Would you repeat every line below exactly, please?

──────── RECORDS SHOWN

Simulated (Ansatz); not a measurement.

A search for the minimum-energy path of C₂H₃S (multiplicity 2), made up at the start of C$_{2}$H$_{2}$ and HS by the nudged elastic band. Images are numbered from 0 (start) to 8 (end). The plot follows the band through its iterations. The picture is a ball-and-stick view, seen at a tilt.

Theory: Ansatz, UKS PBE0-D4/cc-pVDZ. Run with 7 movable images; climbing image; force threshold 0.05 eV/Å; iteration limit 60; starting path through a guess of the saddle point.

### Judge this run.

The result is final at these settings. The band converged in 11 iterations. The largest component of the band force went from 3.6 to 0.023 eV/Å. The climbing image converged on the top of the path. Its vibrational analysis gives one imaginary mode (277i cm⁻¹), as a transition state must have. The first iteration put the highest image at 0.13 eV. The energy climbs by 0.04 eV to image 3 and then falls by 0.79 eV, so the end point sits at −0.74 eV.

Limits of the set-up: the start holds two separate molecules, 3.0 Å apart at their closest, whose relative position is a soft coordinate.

────────────────

* **TASK RESPONSE**
Simulated (Ansatz); not a measurement.

A search for the minimum-energy path of C₂H₃S (multiplicity 2), made up at the start of C$_{2}$H$_{2}$ and HS by the nudged elastic band. Images are numbered from 0 (start) to 8 (end). The plot follows the band through its iterations. The picture is a ball-and-stick view, seen at a tilt.

Theory: Ansatz, UKS PBE0-D4/cc-pVDZ. Run with 7 movable images; climbing image; force threshold 0.05 eV/Å; iteration limit 60; starting path through a guess of the saddle point.

### Judge this run.

The result is final at these settings. The band converged in 11 iterations. The largest component of the band force went from 3.6 to 0.023 eV/Å. The climbing image converged on the top of the path. Its vibrational analysis gives one imaginary mode (277i cm⁻¹), as a transition state must have. The first iteration put the highest image at 0.13 eV. The energy climbs by 0.04 eV to image 3 and then falls by 0.79 eV, so the end point sits at −0.74 eV.

Limits of the set-up: the start holds two separate molecules, 3.0 Å apart at their closest, whose relative position is a soft coordinate.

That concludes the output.